* **Required action**
When you reach the line containing "Task: Which values does VASP return?", include it and stop; until then, return each line of the material exactly, starting with the first.

-- Extracted records follows --

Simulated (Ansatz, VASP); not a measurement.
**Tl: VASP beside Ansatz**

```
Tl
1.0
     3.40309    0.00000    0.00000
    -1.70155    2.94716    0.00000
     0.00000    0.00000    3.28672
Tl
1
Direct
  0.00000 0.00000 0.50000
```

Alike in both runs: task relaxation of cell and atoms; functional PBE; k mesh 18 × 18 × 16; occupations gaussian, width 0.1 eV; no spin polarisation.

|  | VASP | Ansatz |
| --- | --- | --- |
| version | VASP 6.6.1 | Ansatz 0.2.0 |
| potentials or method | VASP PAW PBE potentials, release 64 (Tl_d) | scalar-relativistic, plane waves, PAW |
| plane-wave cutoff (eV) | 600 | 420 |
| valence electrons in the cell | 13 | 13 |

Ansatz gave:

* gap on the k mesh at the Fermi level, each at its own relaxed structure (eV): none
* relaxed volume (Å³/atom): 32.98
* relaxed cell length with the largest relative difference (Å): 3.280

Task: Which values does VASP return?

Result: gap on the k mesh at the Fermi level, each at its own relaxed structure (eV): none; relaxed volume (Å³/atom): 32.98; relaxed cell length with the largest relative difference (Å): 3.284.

-- Extracted records concluded --

* **Exercise output**
Simulated (Ansatz, VASP); not a measurement.
**Tl: VASP beside Ansatz**

```
Tl
1.0
     3.40309    0.00000    0.00000
    -1.70155    2.94716    0.00000
     0.00000    0.00000    3.28672
Tl
1
Direct
  0.00000 0.00000 0.50000
```

Alike in both runs: task relaxation of cell and atoms; functional PBE; k mesh 18 × 18 × 16; occupations gaussian, width 0.1 eV; no spin polarisation.

|  | VASP | Ansatz |
| --- | --- | --- |
| version | VASP 6.6.1 | Ansatz 0.2.0 |
| potentials or method | VASP PAW PBE potentials, release 64 (Tl_d) | scalar-relativistic, plane waves, PAW |
| plane-wave cutoff (eV) | 600 | 420 |
| valence electrons in the cell | 13 | 13 |

Ansatz gave:

* gap on the k mesh at the Fermi level, each at its own relaxed structure (eV): none
* relaxed volume (Å³/atom): 32.98
* relaxed cell length with the largest relative difference (Å): 3.280

Task: Which values does VASP return?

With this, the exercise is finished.